→ **Source material**:
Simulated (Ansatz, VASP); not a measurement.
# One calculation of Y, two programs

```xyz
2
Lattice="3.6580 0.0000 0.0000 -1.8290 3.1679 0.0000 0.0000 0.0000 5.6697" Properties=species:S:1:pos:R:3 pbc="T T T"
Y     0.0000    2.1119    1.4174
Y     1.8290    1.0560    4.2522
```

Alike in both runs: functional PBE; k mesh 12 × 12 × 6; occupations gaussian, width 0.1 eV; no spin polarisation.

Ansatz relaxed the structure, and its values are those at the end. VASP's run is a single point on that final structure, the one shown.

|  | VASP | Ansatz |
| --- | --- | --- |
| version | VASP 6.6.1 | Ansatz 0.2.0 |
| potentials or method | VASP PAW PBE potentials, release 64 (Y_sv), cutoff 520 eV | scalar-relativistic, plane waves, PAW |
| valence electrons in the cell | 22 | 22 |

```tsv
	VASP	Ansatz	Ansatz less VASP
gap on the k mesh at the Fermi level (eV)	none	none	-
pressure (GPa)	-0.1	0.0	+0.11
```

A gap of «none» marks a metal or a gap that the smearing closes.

→ **Work instruction**:
Repeat only what lies between the first line of the data and the line containing "Ansatz relaxed the", both of those lines included, exactly as it stands.

→ **Response box**:
Simulated (Ansatz, VASP); not a measurement.
# One calculation of Y, two programs

```xyz
2
Lattice="3.6580 0.0000 0.0000 -1.8290 3.1679 0.0000 0.0000 0.0000 5.6697" Properties=species:S:1:pos:R:3 pbc="T T T"
Y     0.0000    2.1119    1.4174
Y     1.8290    1.0560    4.2522
```

Alike in both runs: functional PBE; k mesh 12 × 12 × 6; occupations gaussian, width 0.1 eV; no spin polarisation.

Ansatz relaxed the structure, and its values are those at the end. VASP's run is a single point on that final structure, the one shown.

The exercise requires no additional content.